* **Data to examine**
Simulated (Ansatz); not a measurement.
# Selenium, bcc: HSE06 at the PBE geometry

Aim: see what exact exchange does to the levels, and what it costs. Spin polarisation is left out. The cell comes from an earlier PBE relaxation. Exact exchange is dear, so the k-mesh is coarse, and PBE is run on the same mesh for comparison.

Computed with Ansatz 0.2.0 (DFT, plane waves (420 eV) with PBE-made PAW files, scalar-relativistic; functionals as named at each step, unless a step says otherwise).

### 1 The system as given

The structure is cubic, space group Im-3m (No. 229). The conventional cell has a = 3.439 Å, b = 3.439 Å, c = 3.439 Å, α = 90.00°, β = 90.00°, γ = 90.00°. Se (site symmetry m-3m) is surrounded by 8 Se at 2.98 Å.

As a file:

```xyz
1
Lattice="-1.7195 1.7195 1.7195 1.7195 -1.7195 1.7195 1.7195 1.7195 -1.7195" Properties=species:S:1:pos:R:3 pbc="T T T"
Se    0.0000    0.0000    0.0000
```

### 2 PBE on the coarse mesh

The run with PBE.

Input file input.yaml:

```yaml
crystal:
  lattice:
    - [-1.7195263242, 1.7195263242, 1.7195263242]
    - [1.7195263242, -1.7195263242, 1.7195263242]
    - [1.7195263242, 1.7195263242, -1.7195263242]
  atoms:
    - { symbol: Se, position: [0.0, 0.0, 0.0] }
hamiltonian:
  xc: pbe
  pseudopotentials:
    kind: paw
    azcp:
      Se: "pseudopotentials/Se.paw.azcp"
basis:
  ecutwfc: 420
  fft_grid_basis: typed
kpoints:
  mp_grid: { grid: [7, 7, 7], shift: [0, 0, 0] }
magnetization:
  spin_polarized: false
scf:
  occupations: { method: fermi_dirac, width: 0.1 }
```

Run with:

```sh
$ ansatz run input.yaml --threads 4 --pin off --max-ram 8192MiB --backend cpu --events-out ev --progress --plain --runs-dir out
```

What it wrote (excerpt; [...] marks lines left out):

* **Exercise**
Set down the lines above as they stand, starting with the first line and ending with the line that contains "# Selenium, bcc: HSE06 at the PBE geometry".

* **Response area**
Simulated (Ansatz); not a measurement.
# Selenium, bcc: HSE06 at the PBE geometry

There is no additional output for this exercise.